Work order :: Could you write out the records below exactly, without omitting a line?

+-------+
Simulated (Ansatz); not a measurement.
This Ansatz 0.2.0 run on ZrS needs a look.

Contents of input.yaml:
+-------+

Answer area ::
Simulated (Ansatz); not a measurement.
This Ansatz 0.2.0 run on ZrS needs a look.

Contents of input.yaml:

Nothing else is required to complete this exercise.